INFORMATION SUPPLIED —
++++++

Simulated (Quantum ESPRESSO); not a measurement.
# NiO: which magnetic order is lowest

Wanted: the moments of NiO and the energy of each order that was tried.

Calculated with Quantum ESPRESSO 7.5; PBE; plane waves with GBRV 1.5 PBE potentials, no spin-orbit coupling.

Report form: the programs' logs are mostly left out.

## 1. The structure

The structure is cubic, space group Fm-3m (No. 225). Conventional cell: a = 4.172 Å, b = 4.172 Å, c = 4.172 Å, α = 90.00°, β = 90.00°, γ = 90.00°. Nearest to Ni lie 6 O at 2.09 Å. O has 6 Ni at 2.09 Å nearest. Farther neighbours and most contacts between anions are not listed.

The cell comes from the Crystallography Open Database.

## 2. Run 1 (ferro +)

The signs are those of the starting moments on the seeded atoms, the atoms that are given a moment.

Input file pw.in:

++++++

ASSIGNMENT — The full listing must come back exactly as given.

RESPONSE AREA —
Simulated (Quantum ESPRESSO); not a measurement.
# NiO: which magnetic order is lowest

Wanted: the moments of NiO and the energy of each order that was tried.

Calculated with Quantum ESPRESSO 7.5; PBE; plane waves with GBRV 1.5 PBE potentials, no spin-orbit coupling.

Report form: the programs' logs are mostly left out.

## 1. The structure

The structure is cubic, space group Fm-3m (No. 225). Conventional cell: a = 4.172 Å, b = 4.172 Å, c = 4.172 Å, α = 90.00°, β = 90.00°, γ = 90.00°. Nearest to Ni lie 6 O at 2.09 Å. O has 6 Ni at 2.09 Å nearest. Farther neighbours and most contacts between anions are not listed.

The cell comes from the Crystallography Open Database.

## 2. Run 1 (ferro +)

The signs are those of the starting moments on the seeded atoms, the atoms that are given a moment.

Input file pw.in:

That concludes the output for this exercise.